[Start of section]

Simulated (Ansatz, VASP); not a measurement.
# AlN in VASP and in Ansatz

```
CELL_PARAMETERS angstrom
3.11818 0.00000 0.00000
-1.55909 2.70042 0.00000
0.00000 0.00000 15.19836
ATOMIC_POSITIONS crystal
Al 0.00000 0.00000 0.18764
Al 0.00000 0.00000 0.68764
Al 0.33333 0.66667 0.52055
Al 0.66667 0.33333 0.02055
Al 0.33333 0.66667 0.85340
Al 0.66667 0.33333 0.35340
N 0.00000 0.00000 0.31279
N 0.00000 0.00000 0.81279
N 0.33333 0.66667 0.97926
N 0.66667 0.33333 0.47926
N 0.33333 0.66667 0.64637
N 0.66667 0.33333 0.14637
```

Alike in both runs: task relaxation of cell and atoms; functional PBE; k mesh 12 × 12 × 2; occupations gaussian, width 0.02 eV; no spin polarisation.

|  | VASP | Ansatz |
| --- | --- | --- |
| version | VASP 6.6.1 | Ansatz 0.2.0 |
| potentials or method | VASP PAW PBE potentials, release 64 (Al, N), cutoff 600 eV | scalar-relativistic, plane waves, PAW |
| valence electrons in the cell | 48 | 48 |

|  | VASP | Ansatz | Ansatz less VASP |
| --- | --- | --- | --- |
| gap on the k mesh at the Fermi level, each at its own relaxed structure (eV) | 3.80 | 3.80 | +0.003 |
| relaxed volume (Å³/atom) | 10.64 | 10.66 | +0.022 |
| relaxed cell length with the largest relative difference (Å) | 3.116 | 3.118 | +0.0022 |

[End of section]

• [Brief]
Everything from the line with "waves, PAW |" through the line with "3.80 | +0.003 |" should be written out exactly as it appears above, end lines included, and nothing outside that range.

• [Solution]
| potentials or method | VASP PAW PBE potentials, release 64 (Al, N), cutoff 600 eV | scalar-relativistic, plane waves, PAW |
| valence electrons in the cell | 48 | 48 |

|  | VASP | Ansatz | Ansatz less VASP |
| --- | --- | --- | --- |
| gap on the k mesh at the Fermi level, each at its own relaxed structure (eV) | 3.80 | 3.80 | +0.003 |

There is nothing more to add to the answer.